────

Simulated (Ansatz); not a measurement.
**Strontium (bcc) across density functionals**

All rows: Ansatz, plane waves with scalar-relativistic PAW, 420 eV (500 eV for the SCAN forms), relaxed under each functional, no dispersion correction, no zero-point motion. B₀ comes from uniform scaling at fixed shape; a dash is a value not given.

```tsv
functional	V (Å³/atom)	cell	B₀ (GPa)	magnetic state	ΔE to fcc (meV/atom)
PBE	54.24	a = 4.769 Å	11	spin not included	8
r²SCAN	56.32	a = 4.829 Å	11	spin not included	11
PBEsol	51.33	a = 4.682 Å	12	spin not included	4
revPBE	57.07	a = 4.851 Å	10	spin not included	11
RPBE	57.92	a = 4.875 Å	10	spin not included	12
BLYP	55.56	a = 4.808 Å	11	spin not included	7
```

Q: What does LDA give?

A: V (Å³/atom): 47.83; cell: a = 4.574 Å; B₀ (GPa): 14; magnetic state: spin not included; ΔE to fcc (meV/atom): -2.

────

> Work instruction
Scan the entries above for the line containing "across density functionals**", and copy it and all lines after it exactly, down to and including the line containing "Q: What does LDA give?".

> Exercise answer
**Strontium (bcc) across density functionals**

All rows: Ansatz, plane waves with scalar-relativistic PAW, 420 eV (500 eV for the SCAN forms), relaxed under each functional, no dispersion correction, no zero-point motion. B₀ comes from uniform scaling at fixed shape; a dash is a value not given.

```tsv
functional	V (Å³/atom)	cell	B₀ (GPa)	magnetic state	ΔE to fcc (meV/atom)
PBE	54.24	a = 4.769 Å	11	spin not included	8
r²SCAN	56.32	a = 4.829 Å	11	spin not included	11
PBEsol	51.33	a = 4.682 Å	12	spin not included	4
revPBE	57.07	a = 4.851 Å	10	spin not included	11
RPBE	57.92	a = 4.875 Å	10	spin not included	12
BLYP	55.56	a = 4.808 Å	11	spin not included	7
```

Q: What does LDA give?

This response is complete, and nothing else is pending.